In the entries below, find the line with "The minority lifetime" and the line with "current (mA/cm²) |". Return those two lines and all lines between them, exactly.

BEGIN Source data

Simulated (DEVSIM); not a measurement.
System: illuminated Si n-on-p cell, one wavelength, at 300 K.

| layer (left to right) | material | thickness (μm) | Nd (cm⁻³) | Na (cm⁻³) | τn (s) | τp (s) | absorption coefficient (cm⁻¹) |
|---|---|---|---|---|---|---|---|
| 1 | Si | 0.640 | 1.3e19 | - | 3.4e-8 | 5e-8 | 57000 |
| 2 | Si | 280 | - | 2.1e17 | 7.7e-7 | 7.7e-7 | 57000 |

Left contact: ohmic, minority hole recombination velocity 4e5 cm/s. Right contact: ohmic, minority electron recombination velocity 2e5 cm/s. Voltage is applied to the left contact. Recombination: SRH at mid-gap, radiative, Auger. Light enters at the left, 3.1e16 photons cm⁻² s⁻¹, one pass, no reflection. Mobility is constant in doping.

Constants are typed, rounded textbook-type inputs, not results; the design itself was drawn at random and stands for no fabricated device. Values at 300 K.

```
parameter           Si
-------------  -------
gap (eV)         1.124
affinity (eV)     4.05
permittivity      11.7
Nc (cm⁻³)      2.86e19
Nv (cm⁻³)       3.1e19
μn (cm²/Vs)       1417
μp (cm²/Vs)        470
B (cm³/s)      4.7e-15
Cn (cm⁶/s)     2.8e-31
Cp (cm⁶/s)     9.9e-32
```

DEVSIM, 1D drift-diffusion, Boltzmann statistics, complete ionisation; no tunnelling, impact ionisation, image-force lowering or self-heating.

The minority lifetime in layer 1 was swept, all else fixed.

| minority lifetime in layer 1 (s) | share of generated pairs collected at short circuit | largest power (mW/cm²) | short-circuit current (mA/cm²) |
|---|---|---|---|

END Source data

• _Worked solution_
The minority lifetime in layer 1 was swept, all else fixed.

| minority lifetime in layer 1 (s) | share of generated pairs collected at short circuit | largest power (mW/cm²) | short-circuit current (mA/cm²) |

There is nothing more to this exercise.